_ASSIGNED TASK_. Every record should be written out again in full, with no character altered.

__________

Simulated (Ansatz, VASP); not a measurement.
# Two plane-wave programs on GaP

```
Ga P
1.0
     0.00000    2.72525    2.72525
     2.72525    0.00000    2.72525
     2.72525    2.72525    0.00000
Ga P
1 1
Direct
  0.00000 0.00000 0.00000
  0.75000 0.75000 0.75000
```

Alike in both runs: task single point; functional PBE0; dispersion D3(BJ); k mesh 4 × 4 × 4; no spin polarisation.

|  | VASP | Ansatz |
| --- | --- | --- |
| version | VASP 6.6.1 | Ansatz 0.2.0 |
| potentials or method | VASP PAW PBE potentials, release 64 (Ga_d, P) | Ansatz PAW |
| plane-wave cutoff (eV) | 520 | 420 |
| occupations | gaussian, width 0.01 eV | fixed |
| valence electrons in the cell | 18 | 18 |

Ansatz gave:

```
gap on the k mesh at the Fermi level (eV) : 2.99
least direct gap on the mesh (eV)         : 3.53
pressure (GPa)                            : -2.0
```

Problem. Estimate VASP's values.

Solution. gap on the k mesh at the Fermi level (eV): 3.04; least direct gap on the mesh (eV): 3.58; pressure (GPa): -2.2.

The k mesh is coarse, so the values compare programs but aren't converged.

__________

_EXERCISE RESULT_.
Simulated (Ansatz, VASP); not a measurement.
# Two plane-wave programs on GaP

```
Ga P
1.0
     0.00000    2.72525    2.72525
     2.72525    0.00000    2.72525
     2.72525    2.72525    0.00000
Ga P
1 1
Direct
  0.00000 0.00000 0.00000
  0.75000 0.75000 0.75000
```

Alike in both runs: task single point; functional PBE0; dispersion D3(BJ); k mesh 4 × 4 × 4; no spin polarisation.

|  | VASP | Ansatz |
| --- | --- | --- |
| version | VASP 6.6.1 | Ansatz 0.2.0 |
| potentials or method | VASP PAW PBE potentials, release 64 (Ga_d, P) | Ansatz PAW |
| plane-wave cutoff (eV) | 520 | 420 |
| occupations | gaussian, width 0.01 eV | fixed |
| valence electrons in the cell | 18 | 18 |

Ansatz gave:

```
gap on the k mesh at the Fermi level (eV) : 2.99
least direct gap on the mesh (eV)         : 3.53
pressure (GPa)                            : -2.0
```

Problem. Estimate VASP's values.

Solution. gap on the k mesh at the Fermi level (eV): 3.04; least direct gap on the mesh (eV): 3.58; pressure (GPa): -2.2.

The k mesh is coarse, so the values compare programs but aren't converged.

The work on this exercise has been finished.